» **Requirement**
Of all the entries below, only the lines from the one with "Result: 1. ΔE" up to and including the one with "3. ΔS° = 2×(376.9)" are to be duplicated exactly.

▬▬▬

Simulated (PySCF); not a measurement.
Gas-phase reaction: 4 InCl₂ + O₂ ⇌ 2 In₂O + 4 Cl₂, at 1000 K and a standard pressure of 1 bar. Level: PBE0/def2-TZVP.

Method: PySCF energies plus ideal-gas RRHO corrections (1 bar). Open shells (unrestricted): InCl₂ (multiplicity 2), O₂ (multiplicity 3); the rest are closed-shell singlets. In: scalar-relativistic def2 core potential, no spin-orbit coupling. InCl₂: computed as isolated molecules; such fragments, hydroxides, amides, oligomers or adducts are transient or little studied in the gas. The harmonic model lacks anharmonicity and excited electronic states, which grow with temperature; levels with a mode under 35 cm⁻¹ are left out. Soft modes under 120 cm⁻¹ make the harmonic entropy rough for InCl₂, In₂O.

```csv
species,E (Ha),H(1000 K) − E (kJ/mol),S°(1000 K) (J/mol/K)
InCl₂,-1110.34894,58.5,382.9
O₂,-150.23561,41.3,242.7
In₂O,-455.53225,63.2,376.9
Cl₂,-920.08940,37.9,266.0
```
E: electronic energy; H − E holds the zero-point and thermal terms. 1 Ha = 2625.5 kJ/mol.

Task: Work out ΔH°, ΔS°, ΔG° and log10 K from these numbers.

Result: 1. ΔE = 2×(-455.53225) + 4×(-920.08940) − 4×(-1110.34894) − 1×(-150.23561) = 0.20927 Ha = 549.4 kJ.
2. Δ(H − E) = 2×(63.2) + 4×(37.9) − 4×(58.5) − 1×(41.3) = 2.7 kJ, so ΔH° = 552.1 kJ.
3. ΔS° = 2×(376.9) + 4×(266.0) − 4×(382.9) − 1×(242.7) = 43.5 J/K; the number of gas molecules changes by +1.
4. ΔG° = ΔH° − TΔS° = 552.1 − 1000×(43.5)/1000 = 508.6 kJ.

▬▬▬

» **Exercise output**
Result: 1. ΔE = 2×(-455.53225) + 4×(-920.08940) − 4×(-1110.34894) − 1×(-150.23561) = 0.20927 Ha = 549.4 kJ.
2. Δ(H − E) = 2×(63.2) + 4×(37.9) − 4×(58.5) − 1×(41.3) = 2.7 kJ, so ΔH° = 552.1 kJ.
3. ΔS° = 2×(376.9) + 4×(266.0) − 4×(382.9) − 1×(242.7) = 43.5 J/K; the number of gas molecules changes by +1.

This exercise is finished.